----- Recorded information -----

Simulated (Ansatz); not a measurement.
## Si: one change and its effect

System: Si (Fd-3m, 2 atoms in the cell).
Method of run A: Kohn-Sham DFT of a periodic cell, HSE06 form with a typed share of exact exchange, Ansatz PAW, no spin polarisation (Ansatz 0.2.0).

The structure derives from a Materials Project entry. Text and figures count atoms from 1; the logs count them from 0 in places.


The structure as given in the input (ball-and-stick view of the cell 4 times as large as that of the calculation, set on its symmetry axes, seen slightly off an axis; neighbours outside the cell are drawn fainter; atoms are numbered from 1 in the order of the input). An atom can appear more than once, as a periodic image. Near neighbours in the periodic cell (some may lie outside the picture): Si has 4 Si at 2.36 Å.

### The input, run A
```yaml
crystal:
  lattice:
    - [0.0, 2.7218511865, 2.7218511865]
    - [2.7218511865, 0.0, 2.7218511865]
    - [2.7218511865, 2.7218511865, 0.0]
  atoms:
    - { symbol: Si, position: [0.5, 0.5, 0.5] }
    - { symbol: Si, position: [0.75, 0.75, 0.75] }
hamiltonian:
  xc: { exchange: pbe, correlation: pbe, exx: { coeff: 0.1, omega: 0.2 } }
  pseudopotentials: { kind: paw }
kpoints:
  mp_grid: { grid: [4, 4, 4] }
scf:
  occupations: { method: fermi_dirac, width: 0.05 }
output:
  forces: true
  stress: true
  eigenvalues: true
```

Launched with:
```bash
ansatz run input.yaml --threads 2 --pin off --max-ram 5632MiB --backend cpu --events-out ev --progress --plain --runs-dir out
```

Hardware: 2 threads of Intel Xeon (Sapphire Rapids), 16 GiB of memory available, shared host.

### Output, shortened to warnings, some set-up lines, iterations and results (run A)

-----

Repeat every line exactly, starting with the first line of the entries, and stop once the line containing "Hardware: 2 threads" has been given.

Simulated (Ansatz); not a measurement.
## Si: one change and its effect

System: Si (Fd-3m, 2 atoms in the cell).
Method of run A: Kohn-Sham DFT of a periodic cell, HSE06 form with a typed share of exact exchange, Ansatz PAW, no spin polarisation (Ansatz 0.2.0).

The structure derives from a Materials Project entry. Text and figures count atoms from 1; the logs count them from 0 in places.


The structure as given in the input (ball-and-stick view of the cell 4 times as large as that of the calculation, set on its symmetry axes, seen slightly off an axis; neighbours outside the cell are drawn fainter; atoms are numbered from 1 in the order of the input). An atom can appear more than once, as a periodic image. Near neighbours in the periodic cell (some may lie outside the picture): Si has 4 Si at 2.36 Å.

### The input, run A
```yaml
crystal:
  lattice:
    - [0.0, 2.7218511865, 2.7218511865]
    - [2.7218511865, 0.0, 2.7218511865]
    - [2.7218511865, 2.7218511865, 0.0]
  atoms:
    - { symbol: Si, position: [0.5, 0.5, 0.5] }
    - { symbol: Si, position: [0.75, 0.75, 0.75] }
hamiltonian:
  xc: { exchange: pbe, correlation: pbe, exx: { coeff: 0.1, omega: 0.2 } }
  pseudopotentials: { kind: paw }
kpoints:
  mp_grid: { grid: [4, 4, 4] }
scf:
  occupations: { method: fermi_dirac, width: 0.05 }
output:
  forces: true
  stress: true
  eigenvalues: true
```

Launched with:
```bash
ansatz run input.yaml --threads 2 --pin off --max-ram 5632MiB --backend cpu --events-out ev --progress --plain --runs-dir out
```

Hardware: 2 threads of Intel Xeon (Sapphire Rapids), 16 GiB of memory available, shared host.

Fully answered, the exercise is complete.